Available data —
──────────

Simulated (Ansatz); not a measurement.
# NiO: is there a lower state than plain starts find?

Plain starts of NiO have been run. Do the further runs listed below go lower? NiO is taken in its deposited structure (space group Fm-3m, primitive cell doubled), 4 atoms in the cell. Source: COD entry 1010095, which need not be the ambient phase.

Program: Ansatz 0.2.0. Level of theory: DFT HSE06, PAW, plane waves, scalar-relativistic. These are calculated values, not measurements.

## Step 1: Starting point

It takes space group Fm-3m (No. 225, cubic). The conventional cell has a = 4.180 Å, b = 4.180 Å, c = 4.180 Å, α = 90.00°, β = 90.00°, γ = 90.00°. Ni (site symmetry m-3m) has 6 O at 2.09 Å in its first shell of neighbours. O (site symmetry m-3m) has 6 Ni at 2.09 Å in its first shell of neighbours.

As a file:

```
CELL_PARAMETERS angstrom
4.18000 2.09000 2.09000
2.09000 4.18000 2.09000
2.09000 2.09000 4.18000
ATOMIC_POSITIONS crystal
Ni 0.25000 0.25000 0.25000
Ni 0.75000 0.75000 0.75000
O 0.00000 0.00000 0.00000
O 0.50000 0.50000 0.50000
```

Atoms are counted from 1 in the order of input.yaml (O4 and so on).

──────────

Requirement —
Your answer must be the lines above, unchanged, from the first one through the line that holds "## Step 1: Starting point", inclusive, and no others.

Your solution —
Simulated (Ansatz); not a measurement.
# NiO: is there a lower state than plain starts find?

Plain starts of NiO have been run. Do the further runs listed below go lower? NiO is taken in its deposited structure (space group Fm-3m, primitive cell doubled), 4 atoms in the cell. Source: COD entry 1010095, which need not be the ambient phase.

Program: Ansatz 0.2.0. Level of theory: DFT HSE06, PAW, plane waves, scalar-relativistic. These are calculated values, not measurements.

## Step 1: Starting point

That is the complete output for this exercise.